WORK ITEM ▸ In the listing below, locate the line that contains "Without a dispersion" and the line that contains "The energy per atom (σ→0) is -8.801 eV/atom.". Restate word for word those two lines and every line between them, and nothing else.

MATERIAL PROVIDED ▸
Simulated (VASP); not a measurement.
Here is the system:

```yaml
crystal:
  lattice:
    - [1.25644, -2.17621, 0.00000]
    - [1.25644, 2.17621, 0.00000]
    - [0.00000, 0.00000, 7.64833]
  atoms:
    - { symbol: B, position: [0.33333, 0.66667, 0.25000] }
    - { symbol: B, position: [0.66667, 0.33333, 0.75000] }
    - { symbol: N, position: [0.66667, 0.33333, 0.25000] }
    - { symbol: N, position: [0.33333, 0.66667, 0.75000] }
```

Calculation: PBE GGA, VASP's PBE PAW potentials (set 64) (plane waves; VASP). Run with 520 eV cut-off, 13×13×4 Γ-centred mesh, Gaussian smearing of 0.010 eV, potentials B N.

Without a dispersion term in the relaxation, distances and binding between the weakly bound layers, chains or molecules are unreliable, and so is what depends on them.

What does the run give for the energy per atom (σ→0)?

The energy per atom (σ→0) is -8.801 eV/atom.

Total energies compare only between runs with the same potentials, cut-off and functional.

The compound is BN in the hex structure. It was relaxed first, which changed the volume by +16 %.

WRITTEN ANSWER ▸
Without a dispersion term in the relaxation, distances and binding between the weakly bound layers, chains or molecules are unreliable, and so is what depends on them.

What does the run give for the energy per atom (σ→0)?

The energy per atom (σ→0) is -8.801 eV/atom.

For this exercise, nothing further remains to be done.